◆ ◆ ◆

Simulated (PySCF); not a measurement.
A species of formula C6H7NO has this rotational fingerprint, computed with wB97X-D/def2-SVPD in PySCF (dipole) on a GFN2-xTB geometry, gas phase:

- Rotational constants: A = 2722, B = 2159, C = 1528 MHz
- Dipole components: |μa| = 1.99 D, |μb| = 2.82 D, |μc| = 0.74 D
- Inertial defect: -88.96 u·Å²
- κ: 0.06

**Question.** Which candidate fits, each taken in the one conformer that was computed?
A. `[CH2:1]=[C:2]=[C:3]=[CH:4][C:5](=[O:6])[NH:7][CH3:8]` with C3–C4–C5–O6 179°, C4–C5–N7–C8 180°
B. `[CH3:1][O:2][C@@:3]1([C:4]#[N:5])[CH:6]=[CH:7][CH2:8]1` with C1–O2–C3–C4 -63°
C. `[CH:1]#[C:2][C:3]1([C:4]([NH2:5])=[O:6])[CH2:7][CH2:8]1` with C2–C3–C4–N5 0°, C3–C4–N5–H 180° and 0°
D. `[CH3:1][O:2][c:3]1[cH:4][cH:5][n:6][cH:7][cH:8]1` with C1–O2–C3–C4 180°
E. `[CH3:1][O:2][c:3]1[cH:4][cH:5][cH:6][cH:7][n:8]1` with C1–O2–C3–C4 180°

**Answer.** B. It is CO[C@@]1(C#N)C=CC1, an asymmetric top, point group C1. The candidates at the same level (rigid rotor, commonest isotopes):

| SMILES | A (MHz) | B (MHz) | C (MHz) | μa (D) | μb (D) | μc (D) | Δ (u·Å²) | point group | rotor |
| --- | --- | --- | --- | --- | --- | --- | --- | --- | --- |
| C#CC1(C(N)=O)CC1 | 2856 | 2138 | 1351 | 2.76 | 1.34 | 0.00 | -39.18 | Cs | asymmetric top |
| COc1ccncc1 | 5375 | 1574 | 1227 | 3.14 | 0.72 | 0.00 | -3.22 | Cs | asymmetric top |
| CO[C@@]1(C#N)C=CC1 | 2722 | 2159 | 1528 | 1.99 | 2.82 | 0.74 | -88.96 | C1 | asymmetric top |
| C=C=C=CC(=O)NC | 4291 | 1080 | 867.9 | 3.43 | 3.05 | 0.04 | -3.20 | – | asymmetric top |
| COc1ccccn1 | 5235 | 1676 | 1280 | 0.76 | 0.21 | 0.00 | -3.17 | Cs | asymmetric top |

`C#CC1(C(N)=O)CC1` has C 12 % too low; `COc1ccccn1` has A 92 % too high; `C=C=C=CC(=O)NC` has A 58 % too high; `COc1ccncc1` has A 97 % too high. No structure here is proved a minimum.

◆ ◆ ◆

Print only the lines from the top of the data above down to the line holding "that was computed?", inclusive.

Simulated (PySCF); not a measurement.
A species of formula C6H7NO has this rotational fingerprint, computed with wB97X-D/def2-SVPD in PySCF (dipole) on a GFN2-xTB geometry, gas phase:

- Rotational constants: A = 2722, B = 2159, C = 1528 MHz
- Dipole components: |μa| = 1.99 D, |μb| = 2.82 D, |μc| = 0.74 D
- Inertial defect: -88.96 u·Å²
- κ: 0.06

**Question.** Which candidate fits, each taken in the one conformer that was computed?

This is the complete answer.